=== Begin Enclosure ===
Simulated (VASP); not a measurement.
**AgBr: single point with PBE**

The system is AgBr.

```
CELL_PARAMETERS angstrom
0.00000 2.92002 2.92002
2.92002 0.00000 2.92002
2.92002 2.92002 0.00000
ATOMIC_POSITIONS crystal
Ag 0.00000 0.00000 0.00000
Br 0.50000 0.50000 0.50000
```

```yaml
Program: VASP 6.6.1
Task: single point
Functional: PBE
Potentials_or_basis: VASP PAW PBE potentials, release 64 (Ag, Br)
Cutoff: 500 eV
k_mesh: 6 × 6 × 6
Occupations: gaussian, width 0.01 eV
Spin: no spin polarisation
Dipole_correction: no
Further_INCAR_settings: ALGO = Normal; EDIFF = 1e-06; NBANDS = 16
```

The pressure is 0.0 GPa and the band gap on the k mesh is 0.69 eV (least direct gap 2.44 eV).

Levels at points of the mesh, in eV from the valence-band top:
=== End Enclosure ===

:: Work order ::
I'd like the records returned exactly as they were written, please.

:: Answer box ::
Simulated (VASP); not a measurement.
**AgBr: single point with PBE**

The system is AgBr.

```
CELL_PARAMETERS angstrom
0.00000 2.92002 2.92002
2.92002 0.00000 2.92002
2.92002 2.92002 0.00000
ATOMIC_POSITIONS crystal
Ag 0.00000 0.00000 0.00000
Br 0.50000 0.50000 0.50000
```

```yaml
Program: VASP 6.6.1
Task: single point
Functional: PBE
Potentials_or_basis: VASP PAW PBE potentials, release 64 (Ag, Br)
Cutoff: 500 eV
k_mesh: 6 × 6 × 6
Occupations: gaussian, width 0.01 eV
Spin: no spin polarisation
Dipole_correction: no
Further_INCAR_settings: ALGO = Normal; EDIFF = 1e-06; NBANDS = 16
```

The pressure is 0.0 GPa and the band gap on the k mesh is 0.69 eV (least direct gap 2.44 eV).

Levels at points of the mesh, in eV from the valence-band top:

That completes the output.